◆ **Records shown**:
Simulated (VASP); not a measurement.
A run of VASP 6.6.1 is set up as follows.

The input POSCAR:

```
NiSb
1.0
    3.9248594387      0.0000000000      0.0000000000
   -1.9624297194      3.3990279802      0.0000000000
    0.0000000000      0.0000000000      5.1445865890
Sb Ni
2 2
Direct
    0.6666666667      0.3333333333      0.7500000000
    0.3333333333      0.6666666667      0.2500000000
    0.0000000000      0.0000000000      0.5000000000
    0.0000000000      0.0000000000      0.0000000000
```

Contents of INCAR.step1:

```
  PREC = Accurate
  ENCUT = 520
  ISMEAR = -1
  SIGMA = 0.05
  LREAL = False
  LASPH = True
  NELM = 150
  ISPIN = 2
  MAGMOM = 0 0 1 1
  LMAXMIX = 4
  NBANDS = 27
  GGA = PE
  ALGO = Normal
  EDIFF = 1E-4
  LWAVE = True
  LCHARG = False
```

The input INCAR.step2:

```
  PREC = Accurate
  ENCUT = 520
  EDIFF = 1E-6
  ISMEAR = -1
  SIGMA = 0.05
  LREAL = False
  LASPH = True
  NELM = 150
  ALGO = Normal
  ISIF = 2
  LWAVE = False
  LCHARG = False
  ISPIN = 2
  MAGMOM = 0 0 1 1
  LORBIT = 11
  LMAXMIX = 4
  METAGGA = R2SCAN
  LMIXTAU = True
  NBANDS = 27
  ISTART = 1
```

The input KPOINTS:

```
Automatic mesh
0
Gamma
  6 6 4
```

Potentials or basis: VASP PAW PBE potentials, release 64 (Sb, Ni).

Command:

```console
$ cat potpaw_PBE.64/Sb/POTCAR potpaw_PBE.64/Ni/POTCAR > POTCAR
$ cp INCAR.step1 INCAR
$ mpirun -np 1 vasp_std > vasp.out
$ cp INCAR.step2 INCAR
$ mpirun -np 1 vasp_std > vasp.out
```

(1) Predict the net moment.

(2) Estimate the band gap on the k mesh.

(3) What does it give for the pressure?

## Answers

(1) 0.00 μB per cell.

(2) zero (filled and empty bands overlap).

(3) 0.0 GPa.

◆ **Assignment**:
Taking the listing above as the source, transcribe only the lines starting at the line with "(3) What does it give for the pressure?" and going through the line with "(2) zero (filled and empty bands overlap).", unaltered and with both ends included.

◆ **Written reply**:
(3) What does it give for the pressure?

## Answers

(1) 0.00 μB per cell.

(2) zero (filled and empty bands overlap).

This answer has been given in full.